## Work item
Copy all of the data below exactly as it is given.

------------------------------------

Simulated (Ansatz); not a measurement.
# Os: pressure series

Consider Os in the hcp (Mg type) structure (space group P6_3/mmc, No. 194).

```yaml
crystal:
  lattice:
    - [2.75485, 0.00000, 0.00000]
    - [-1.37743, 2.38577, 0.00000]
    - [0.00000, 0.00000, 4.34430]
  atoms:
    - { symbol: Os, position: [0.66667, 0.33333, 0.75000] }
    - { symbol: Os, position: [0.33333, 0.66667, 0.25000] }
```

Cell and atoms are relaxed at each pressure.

------------------------------------

## Written solution
Simulated (Ansatz); not a measurement.
# Os: pressure series

Consider Os in the hcp (Mg type) structure (space group P6_3/mmc, No. 194).

```yaml
crystal:
  lattice:
    - [2.75485, 0.00000, 0.00000]
    - [-1.37743, 2.38577, 0.00000]
    - [0.00000, 0.00000, 4.34430]
  atoms:
    - { symbol: Os, position: [0.66667, 0.33333, 0.75000] }
    - { symbol: Os, position: [0.33333, 0.66667, 0.25000] }
```

Cell and atoms are relaxed at each pressure.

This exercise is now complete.